--- START ---
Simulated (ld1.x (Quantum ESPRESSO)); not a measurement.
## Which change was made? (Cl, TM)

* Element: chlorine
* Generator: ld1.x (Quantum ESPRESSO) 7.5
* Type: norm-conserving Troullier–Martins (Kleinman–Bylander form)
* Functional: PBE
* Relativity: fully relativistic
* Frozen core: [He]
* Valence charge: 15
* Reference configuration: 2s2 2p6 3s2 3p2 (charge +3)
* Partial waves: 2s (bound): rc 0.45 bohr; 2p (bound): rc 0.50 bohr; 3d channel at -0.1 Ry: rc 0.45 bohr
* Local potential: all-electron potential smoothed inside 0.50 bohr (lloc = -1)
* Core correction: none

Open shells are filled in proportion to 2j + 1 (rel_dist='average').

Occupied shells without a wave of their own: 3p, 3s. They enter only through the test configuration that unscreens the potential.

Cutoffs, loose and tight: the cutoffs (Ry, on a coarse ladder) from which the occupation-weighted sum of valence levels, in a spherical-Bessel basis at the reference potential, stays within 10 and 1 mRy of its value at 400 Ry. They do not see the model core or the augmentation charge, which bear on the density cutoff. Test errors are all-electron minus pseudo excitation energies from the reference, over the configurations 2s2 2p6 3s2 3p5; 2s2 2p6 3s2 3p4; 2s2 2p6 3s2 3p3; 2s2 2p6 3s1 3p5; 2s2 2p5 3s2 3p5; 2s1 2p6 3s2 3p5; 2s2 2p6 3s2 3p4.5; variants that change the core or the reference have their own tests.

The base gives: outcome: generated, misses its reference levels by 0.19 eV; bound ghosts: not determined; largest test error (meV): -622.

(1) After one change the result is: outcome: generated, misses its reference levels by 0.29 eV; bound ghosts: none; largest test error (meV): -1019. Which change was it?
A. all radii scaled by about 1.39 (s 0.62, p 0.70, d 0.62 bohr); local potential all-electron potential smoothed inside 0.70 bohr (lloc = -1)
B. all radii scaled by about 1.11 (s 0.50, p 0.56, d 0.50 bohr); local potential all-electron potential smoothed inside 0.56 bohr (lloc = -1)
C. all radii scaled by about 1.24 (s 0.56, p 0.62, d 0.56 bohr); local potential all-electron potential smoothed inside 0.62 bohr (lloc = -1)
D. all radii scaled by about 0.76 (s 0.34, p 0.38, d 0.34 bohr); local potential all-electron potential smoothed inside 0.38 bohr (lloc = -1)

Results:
--- END ---

Action item
Copy the lines above exactly, from the very first through the one containing "Frozen core: [He]", and include no other line.

Task solution
Simulated (ld1.x (Quantum ESPRESSO)); not a measurement.
## Which change was made? (Cl, TM)

* Element: chlorine
* Generator: ld1.x (Quantum ESPRESSO) 7.5
* Type: norm-conserving Troullier–Martins (Kleinman–Bylander form)
* Functional: PBE
* Relativity: fully relativistic
* Frozen core: [He]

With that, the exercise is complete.